## Given entries
━━━━
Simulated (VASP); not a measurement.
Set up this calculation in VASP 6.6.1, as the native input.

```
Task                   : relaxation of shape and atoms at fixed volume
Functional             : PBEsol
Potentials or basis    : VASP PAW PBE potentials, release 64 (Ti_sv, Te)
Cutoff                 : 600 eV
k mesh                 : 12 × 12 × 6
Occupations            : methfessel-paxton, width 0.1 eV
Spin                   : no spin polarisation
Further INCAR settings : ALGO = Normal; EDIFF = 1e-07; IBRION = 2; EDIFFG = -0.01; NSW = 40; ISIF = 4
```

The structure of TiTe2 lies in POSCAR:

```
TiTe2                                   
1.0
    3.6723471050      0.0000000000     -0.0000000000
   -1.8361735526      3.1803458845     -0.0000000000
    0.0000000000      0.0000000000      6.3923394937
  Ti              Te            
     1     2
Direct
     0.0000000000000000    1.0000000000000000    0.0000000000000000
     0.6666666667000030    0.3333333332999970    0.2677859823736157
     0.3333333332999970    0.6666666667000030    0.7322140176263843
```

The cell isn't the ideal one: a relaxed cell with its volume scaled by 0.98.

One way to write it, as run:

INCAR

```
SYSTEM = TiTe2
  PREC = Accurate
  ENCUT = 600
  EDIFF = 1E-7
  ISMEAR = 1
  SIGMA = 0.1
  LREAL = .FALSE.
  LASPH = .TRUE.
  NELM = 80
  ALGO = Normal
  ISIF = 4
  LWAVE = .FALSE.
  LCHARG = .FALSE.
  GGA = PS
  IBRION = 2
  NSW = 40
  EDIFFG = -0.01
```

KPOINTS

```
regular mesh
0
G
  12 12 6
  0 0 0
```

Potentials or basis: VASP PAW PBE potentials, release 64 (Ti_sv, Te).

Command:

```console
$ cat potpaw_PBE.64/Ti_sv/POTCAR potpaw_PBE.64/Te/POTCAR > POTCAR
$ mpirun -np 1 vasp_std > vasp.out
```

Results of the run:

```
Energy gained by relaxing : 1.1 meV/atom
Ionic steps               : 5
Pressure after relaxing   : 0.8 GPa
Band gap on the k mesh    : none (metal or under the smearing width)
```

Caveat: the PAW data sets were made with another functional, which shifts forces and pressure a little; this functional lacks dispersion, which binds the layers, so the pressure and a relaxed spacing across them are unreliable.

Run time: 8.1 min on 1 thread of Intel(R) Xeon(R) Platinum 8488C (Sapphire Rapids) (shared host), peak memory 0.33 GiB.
━━━━

## Work item
Reproduce the entries exactly, but only from their first line to the line holding "Caveat: the PAW", with that last line kept.

## Solution
Simulated (VASP); not a measurement.
Set up this calculation in VASP 6.6.1, as the native input.

```
Task                   : relaxation of shape and atoms at fixed volume
Functional             : PBEsol
Potentials or basis    : VASP PAW PBE potentials, release 64 (Ti_sv, Te)
Cutoff                 : 600 eV
k mesh                 : 12 × 12 × 6
Occupations            : methfessel-paxton, width 0.1 eV
Spin                   : no spin polarisation
Further INCAR settings : ALGO = Normal; EDIFF = 1e-07; IBRION = 2; EDIFFG = -0.01; NSW = 40; ISIF = 4
```

The structure of TiTe2 lies in POSCAR:

```
TiTe2                                   
1.0
    3.6723471050      0.0000000000     -0.0000000000
   -1.8361735526      3.1803458845     -0.0000000000
    0.0000000000      0.0000000000      6.3923394937
  Ti              Te            
     1     2
Direct
     0.0000000000000000    1.0000000000000000    0.0000000000000000
     0.6666666667000030    0.3333333332999970    0.2677859823736157
     0.3333333332999970    0.6666666667000030    0.7322140176263843
```

The cell isn't the ideal one: a relaxed cell with its volume scaled by 0.98.

One way to write it, as run:

INCAR

```
SYSTEM = TiTe2
  PREC = Accurate
  ENCUT = 600
  EDIFF = 1E-7
  ISMEAR = 1
  SIGMA = 0.1
  LREAL = .FALSE.
  LASPH = .TRUE.
  NELM = 80
  ALGO = Normal
  ISIF = 4
  LWAVE = .FALSE.
  LCHARG = .FALSE.
  GGA = PS
  IBRION = 2
  NSW = 40
  EDIFFG = -0.01
```

KPOINTS

```
regular mesh
0
G
  12 12 6
  0 0 0
```

Potentials or basis: VASP PAW PBE potentials, release 64 (Ti_sv, Te).

Command:

```console
$ cat potpaw_PBE.64/Ti_sv/POTCAR potpaw_PBE.64/Te/POTCAR > POTCAR
$ mpirun -np 1 vasp_std > vasp.out
```

Results of the run:

```
Energy gained by relaxing : 1.1 meV/atom
Ionic steps               : 5
Pressure after relaxing   : 0.8 GPa
Band gap on the k mesh    : none (metal or under the smearing width)
```

Caveat: the PAW data sets were made with another functional, which shifts forces and pressure a little; this functional lacks dispersion, which binds the layers, so the pressure and a relaxed spacing across them are unreliable.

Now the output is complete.